»»
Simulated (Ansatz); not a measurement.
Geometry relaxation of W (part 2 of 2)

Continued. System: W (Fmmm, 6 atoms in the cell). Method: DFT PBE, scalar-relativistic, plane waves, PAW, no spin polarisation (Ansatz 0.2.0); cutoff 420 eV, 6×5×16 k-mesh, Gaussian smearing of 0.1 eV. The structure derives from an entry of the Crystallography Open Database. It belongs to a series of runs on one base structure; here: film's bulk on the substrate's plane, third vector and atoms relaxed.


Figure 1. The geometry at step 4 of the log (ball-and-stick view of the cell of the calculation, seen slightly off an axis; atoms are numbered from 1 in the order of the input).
««

TASK ITEM — Restate the records above verbatim up to and including the line containing "Continued. System: W".

SOLUTION —
Simulated (Ansatz); not a measurement.
Geometry relaxation of W (part 2 of 2)

Continued. System: W (Fmmm, 6 atoms in the cell). Method: DFT PBE, scalar-relativistic, plane waves, PAW, no spin polarisation (Ansatz 0.2.0); cutoff 420 eV, 6×5×16 k-mesh, Gaussian smearing of 0.1 eV. The structure derives from an entry of the Crystallography Open Database. It belongs to a series of runs on one base structure; here: film's bulk on the substrate's plane, third vector and atoms relaxed.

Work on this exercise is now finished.